====== Dataset excerpts ======
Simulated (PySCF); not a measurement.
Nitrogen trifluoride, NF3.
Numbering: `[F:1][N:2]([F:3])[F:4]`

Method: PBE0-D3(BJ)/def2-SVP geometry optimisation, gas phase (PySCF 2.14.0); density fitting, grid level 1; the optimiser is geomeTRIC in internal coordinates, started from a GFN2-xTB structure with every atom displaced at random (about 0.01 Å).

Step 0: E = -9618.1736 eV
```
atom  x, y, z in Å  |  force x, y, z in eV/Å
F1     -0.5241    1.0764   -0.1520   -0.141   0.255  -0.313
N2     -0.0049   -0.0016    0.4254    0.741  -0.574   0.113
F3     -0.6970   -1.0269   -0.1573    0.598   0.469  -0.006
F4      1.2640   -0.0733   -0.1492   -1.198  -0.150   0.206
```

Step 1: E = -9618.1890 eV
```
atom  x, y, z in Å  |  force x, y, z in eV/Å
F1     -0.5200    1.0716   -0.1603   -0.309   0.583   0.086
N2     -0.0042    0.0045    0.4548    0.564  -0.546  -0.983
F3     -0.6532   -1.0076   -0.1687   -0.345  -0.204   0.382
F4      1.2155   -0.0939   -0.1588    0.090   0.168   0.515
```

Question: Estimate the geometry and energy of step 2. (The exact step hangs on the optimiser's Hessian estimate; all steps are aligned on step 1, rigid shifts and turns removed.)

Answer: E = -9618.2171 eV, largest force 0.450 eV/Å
======

# [Task item]
All entries above need to be copied verbatim.

# [Response area]
Simulated (PySCF); not a measurement.
Nitrogen trifluoride, NF3.
Numbering: `[F:1][N:2]([F:3])[F:4]`

Method: PBE0-D3(BJ)/def2-SVP geometry optimisation, gas phase (PySCF 2.14.0); density fitting, grid level 1; the optimiser is geomeTRIC in internal coordinates, started from a GFN2-xTB structure with every atom displaced at random (about 0.01 Å).

Step 0: E = -9618.1736 eV
```
atom  x, y, z in Å  |  force x, y, z in eV/Å
F1     -0.5241    1.0764   -0.1520   -0.141   0.255  -0.313
N2     -0.0049   -0.0016    0.4254    0.741  -0.574   0.113
F3     -0.6970   -1.0269   -0.1573    0.598   0.469  -0.006
F4      1.2640   -0.0733   -0.1492   -1.198  -0.150   0.206
```

Step 1: E = -9618.1890 eV
```
atom  x, y, z in Å  |  force x, y, z in eV/Å
F1     -0.5200    1.0716   -0.1603   -0.309   0.583   0.086
N2     -0.0042    0.0045    0.4548    0.564  -0.546  -0.983
F3     -0.6532   -1.0076   -0.1687   -0.345  -0.204   0.382
F4      1.2155   -0.0939   -0.1588    0.090   0.168   0.515
```

Question: Estimate the geometry and energy of step 2. (The exact step hangs on the optimiser's Hessian estimate; all steps are aligned on step 1, rigid shifts and turns removed.)

Answer: E = -9618.2171 eV, largest force 0.450 eV/Å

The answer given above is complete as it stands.